START ENTRIES PROVIDED
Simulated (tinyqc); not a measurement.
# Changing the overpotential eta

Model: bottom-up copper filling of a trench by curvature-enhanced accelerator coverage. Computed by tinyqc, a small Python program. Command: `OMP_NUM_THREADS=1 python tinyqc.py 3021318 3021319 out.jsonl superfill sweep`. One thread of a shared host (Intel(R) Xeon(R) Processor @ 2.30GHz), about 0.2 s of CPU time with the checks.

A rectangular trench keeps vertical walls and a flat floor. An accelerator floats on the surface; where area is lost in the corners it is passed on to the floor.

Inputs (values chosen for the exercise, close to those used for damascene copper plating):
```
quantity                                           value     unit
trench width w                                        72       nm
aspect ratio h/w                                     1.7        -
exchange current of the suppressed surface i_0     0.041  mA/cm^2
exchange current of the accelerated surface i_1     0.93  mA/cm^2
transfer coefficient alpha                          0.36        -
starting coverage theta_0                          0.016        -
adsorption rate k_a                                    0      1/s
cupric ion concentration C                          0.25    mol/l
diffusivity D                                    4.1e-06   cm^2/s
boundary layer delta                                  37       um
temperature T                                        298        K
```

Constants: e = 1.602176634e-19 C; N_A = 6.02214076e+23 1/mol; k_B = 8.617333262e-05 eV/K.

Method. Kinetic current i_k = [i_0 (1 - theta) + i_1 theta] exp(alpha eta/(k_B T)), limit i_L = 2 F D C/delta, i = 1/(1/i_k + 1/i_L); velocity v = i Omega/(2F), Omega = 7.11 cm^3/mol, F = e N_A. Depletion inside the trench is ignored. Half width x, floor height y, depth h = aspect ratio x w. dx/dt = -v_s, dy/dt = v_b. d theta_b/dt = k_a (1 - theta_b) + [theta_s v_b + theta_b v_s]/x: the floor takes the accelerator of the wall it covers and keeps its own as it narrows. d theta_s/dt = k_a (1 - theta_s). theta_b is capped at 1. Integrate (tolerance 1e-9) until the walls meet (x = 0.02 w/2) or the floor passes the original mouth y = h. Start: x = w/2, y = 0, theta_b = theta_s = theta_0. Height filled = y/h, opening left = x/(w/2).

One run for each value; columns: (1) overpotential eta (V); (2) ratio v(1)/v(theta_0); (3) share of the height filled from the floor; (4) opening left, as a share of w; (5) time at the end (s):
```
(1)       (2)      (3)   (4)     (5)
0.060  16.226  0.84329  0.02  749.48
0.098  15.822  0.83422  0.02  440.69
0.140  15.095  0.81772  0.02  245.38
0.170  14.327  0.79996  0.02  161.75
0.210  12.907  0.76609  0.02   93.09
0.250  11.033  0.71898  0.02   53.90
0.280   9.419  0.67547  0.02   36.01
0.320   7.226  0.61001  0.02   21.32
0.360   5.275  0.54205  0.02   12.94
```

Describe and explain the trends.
END ENTRIES PROVIDED

* REQUIREMENT *
Return exactly, and only, the lines above starting at the line that contains "A rectangular trench" and ending at the line that contains "Method. Kinetic current".

* YOUR RESPONSE *
A rectangular trench keeps vertical walls and a flat floor. An accelerator floats on the surface; where area is lost in the corners it is passed on to the floor.

Inputs (values chosen for the exercise, close to those used for damascene copper plating):
```
quantity                                           value     unit
trench width w                                        72       nm
aspect ratio h/w                                     1.7        -
exchange current of the suppressed surface i_0     0.041  mA/cm^2
exchange current of the accelerated surface i_1     0.93  mA/cm^2
transfer coefficient alpha                          0.36        -
starting coverage theta_0                          0.016        -
adsorption rate k_a                                    0      1/s
cupric ion concentration C                          0.25    mol/l
diffusivity D                                    4.1e-06   cm^2/s
boundary layer delta                                  37       um
temperature T                                        298        K
```

Constants: e = 1.602176634e-19 C; N_A = 6.02214076e+23 1/mol; k_B = 8.617333262e-05 eV/K.

Method. Kinetic current i_k = [i_0 (1 - theta) + i_1 theta] exp(alpha eta/(k_B T)), limit i_L = 2 F D C/delta, i = 1/(1/i_k + 1/i_L); velocity v = i Omega/(2F), Omega = 7.11 cm^3/mol, F = e N_A. Depletion inside the trench is ignored. Half width x, floor height y, depth h = aspect ratio x w. dx/dt = -v_s, dy/dt = v_b. d theta_b/dt = k_a (1 - theta_b) + [theta_s v_b + theta_b v_s]/x: the floor takes the accelerator of the wall it covers and keeps its own as it narrows. d theta_s/dt = k_a (1 - theta_s). theta_b is capped at 1. Integrate (tolerance 1e-9) until the walls meet (x = 0.02 w/2) or the floor passes the original mouth y = h. Start: x = w/2, y = 0, theta_b = theta_s = theta_0. Height filled = y/h, opening left = x/(w/2).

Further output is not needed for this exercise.